• EXTRACTED ENTRIES:
···

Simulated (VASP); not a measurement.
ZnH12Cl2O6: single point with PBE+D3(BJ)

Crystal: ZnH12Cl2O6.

···

• ACTION ITEM:
Repeat the listing. Keep every character the same.

• WORKED SOLUTION:
Simulated (VASP); not a measurement.
ZnH12Cl2O6: single point with PBE+D3(BJ)

Crystal: ZnH12Cl2O6.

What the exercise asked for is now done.